### Recorded information
==========
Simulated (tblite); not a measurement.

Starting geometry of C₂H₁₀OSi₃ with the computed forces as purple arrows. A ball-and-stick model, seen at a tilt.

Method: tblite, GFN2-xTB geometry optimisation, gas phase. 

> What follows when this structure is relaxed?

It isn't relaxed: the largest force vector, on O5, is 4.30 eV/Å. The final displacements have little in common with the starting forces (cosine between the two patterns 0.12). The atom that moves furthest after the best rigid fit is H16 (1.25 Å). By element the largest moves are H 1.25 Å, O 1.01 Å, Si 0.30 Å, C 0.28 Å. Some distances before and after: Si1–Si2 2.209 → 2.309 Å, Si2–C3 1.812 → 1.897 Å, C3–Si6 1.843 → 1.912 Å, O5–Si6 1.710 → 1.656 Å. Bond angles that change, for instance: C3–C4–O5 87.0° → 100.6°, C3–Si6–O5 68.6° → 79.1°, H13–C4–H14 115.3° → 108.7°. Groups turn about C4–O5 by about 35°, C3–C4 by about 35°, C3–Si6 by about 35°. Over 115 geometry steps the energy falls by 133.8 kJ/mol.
==========

### Work instruction
Retype the listing above, word for word, from its first line to the line containing "structure is relaxed?", both ends included.

### Exercise result
Simulated (tblite); not a measurement.

Starting geometry of C₂H₁₀OSi₃ with the computed forces as purple arrows. A ball-and-stick model, seen at a tilt.

Method: tblite, GFN2-xTB geometry optimisation, gas phase. 

> What follows when this structure is relaxed?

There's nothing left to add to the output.